**DATA FOR ANALYSIS:**

[Start of Attachment]

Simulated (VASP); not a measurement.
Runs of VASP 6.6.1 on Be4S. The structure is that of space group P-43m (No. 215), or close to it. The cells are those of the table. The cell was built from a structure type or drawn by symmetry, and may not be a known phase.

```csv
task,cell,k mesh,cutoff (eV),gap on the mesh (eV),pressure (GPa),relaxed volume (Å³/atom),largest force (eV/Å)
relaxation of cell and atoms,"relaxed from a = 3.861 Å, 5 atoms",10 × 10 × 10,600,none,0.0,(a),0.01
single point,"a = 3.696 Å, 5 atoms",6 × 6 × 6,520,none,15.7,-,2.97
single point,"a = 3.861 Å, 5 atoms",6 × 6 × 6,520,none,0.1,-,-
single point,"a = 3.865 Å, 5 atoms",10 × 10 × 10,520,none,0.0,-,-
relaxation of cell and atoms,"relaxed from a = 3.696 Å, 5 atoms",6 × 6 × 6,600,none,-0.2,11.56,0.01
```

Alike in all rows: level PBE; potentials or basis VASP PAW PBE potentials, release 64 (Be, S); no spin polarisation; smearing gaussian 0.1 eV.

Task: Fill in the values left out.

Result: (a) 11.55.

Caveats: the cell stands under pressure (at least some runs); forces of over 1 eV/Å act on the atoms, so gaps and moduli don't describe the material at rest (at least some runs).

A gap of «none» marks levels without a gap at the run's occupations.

[End of Attachment]

Within the material above, copy exactly the lines from the line that holds "Runs of VASP" up to and including the line that holds "Caveats: the cell".

Runs of VASP 6.6.1 on Be4S. The structure is that of space group P-43m (No. 215), or close to it. The cells are those of the table. The cell was built from a structure type or drawn by symmetry, and may not be a known phase.

```csv
task,cell,k mesh,cutoff (eV),gap on the mesh (eV),pressure (GPa),relaxed volume (Å³/atom),largest force (eV/Å)
relaxation of cell and atoms,"relaxed from a = 3.861 Å, 5 atoms",10 × 10 × 10,600,none,0.0,(a),0.01
single point,"a = 3.696 Å, 5 atoms",6 × 6 × 6,520,none,15.7,-,2.97
single point,"a = 3.861 Å, 5 atoms",6 × 6 × 6,520,none,0.1,-,-
single point,"a = 3.865 Å, 5 atoms",10 × 10 × 10,520,none,0.0,-,-
relaxation of cell and atoms,"relaxed from a = 3.696 Å, 5 atoms",6 × 6 × 6,600,none,-0.2,11.56,0.01
```

Alike in all rows: level PBE; potentials or basis VASP PAW PBE potentials, release 64 (Be, S); no spin polarisation; smearing gaussian 0.1 eV.

Task: Fill in the values left out.

Result: (a) 11.55.

Caveats: the cell stands under pressure (at least some runs); forces of over 1 eV/Å act on the atoms, so gaps and moduli don't describe the material at rest (at least some runs).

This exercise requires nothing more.